_Assignment_:
Look through the material below and copy exactly the lines from the line with "Frames of a" to the line with "Level of theory: GFN2-xTB", those two lines included.

_Extracted data_:
----------

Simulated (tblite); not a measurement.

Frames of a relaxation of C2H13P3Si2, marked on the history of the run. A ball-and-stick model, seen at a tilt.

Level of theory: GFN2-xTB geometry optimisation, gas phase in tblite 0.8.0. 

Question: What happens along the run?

----------

_Response area_:
Frames of a relaxation of C2H13P3Si2, marked on the history of the run. A ball-and-stick model, seen at a tilt.

Level of theory: GFN2-xTB geometry optimisation, gas phase in tblite 0.8.0. 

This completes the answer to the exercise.